Data for analysis section start

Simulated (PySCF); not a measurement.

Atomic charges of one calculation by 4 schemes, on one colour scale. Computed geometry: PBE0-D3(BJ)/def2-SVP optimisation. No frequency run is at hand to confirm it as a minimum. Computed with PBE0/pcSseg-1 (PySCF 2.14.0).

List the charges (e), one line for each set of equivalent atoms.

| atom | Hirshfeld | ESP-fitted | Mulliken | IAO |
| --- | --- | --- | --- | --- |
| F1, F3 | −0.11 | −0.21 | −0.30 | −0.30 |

Data for analysis section end

• **Required action**
Repeat the listing above line by line, exactly as written.

• **Exercise answer**
Simulated (PySCF); not a measurement.

Atomic charges of one calculation by 4 schemes, on one colour scale. Computed geometry: PBE0-D3(BJ)/def2-SVP optimisation. No frequency run is at hand to confirm it as a minimum. Computed with PBE0/pcSseg-1 (PySCF 2.14.0).

List the charges (e), one line for each set of equivalent atoms.

| atom | Hirshfeld | ESP-fitted | Mulliken | IAO |
| --- | --- | --- | --- | --- |
| F1, F3 | −0.11 | −0.21 | −0.30 | −0.30 |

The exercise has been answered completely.